Data excerpts –
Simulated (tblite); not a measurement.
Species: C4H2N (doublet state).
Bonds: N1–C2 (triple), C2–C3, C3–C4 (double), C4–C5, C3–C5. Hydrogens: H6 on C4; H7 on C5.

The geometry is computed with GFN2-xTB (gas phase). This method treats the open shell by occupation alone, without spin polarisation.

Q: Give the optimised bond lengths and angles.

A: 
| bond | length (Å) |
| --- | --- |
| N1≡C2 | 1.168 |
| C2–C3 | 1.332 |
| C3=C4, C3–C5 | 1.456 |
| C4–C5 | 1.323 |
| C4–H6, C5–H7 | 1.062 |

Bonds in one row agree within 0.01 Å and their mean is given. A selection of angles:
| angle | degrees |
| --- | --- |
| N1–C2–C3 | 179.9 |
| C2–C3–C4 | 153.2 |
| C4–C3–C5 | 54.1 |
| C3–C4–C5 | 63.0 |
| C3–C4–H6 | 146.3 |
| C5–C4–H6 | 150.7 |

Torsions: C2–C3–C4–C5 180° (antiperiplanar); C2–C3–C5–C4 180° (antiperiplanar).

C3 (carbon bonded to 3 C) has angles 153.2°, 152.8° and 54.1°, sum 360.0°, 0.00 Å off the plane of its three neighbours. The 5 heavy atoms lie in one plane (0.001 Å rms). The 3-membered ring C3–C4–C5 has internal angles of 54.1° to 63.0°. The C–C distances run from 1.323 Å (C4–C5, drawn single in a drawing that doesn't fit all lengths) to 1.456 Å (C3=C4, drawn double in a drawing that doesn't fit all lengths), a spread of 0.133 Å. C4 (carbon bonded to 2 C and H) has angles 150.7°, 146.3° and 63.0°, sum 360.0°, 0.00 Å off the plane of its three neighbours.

Requirement – Of the lines above, extract only those from the line with "Bonds: N1–C2 (triple), C2–C3, C3–C4" to the line with "Torsions: C2–C3–C4–C5 180°", both included, exactly as written.

Exercise response –
Bonds: N1–C2 (triple), C2–C3, C3–C4 (double), C4–C5, C3–C5. Hydrogens: H6 on C4; H7 on C5.

The geometry is computed with GFN2-xTB (gas phase). This method treats the open shell by occupation alone, without spin polarisation.

Q: Give the optimised bond lengths and angles.

A: 
| bond | length (Å) |
| --- | --- |
| N1≡C2 | 1.168 |
| C2–C3 | 1.332 |
| C3=C4, C3–C5 | 1.456 |
| C4–C5 | 1.323 |
| C4–H6, C5–H7 | 1.062 |

Bonds in one row agree within 0.01 Å and their mean is given. A selection of angles:
| angle | degrees |
| --- | --- |
| N1–C2–C3 | 179.9 |
| C2–C3–C4 | 153.2 |
| C4–C3–C5 | 54.1 |
| C3–C4–C5 | 63.0 |
| C3–C4–H6 | 146.3 |
| C5–C4–H6 | 150.7 |

Torsions: C2–C3–C4–C5 180° (antiperiplanar); C2–C3–C5–C4 180° (antiperiplanar).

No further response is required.